======
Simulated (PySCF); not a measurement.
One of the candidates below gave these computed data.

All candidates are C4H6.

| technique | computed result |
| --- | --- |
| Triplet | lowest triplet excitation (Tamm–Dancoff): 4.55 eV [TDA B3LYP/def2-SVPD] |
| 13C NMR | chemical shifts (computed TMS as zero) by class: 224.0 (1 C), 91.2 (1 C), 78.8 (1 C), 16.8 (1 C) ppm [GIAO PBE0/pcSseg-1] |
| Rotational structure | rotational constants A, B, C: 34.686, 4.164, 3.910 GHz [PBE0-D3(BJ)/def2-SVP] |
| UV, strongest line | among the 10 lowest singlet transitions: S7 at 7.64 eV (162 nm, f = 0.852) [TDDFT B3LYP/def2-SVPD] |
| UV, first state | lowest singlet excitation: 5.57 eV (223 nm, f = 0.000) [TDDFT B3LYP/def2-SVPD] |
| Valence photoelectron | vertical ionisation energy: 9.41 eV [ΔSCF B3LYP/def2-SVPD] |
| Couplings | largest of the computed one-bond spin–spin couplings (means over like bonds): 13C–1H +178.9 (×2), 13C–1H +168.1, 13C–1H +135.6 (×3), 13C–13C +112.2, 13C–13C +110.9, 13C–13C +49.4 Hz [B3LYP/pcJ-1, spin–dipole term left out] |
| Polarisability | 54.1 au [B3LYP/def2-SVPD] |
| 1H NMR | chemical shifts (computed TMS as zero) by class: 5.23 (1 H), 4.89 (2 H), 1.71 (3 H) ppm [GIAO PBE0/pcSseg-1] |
======

- Activity: Line by line, give the material above again exactly.

- Written answer:
Simulated (PySCF); not a measurement.
One of the candidates below gave these computed data.

All candidates are C4H6.

| technique | computed result |
| --- | --- |
| Triplet | lowest triplet excitation (Tamm–Dancoff): 4.55 eV [TDA B3LYP/def2-SVPD] |
| 13C NMR | chemical shifts (computed TMS as zero) by class: 224.0 (1 C), 91.2 (1 C), 78.8 (1 C), 16.8 (1 C) ppm [GIAO PBE0/pcSseg-1] |
| Rotational structure | rotational constants A, B, C: 34.686, 4.164, 3.910 GHz [PBE0-D3(BJ)/def2-SVP] |
| UV, strongest line | among the 10 lowest singlet transitions: S7 at 7.64 eV (162 nm, f = 0.852) [TDDFT B3LYP/def2-SVPD] |
| UV, first state | lowest singlet excitation: 5.57 eV (223 nm, f = 0.000) [TDDFT B3LYP/def2-SVPD] |
| Valence photoelectron | vertical ionisation energy: 9.41 eV [ΔSCF B3LYP/def2-SVPD] |
| Couplings | largest of the computed one-bond spin–spin couplings (means over like bonds): 13C–1H +178.9 (×2), 13C–1H +168.1, 13C–1H +135.6 (×3), 13C–13C +112.2, 13C–13C +110.9, 13C–13C +49.4 Hz [B3LYP/pcJ-1, spin–dipole term left out] |
| Polarisability | 54.1 au [B3LYP/def2-SVPD] |
| 1H NMR | chemical shifts (computed TMS as zero) by class: 5.23 (1 H), 4.89 (2 H), 1.71 (3 H) ppm [GIAO PBE0/pcSseg-1] |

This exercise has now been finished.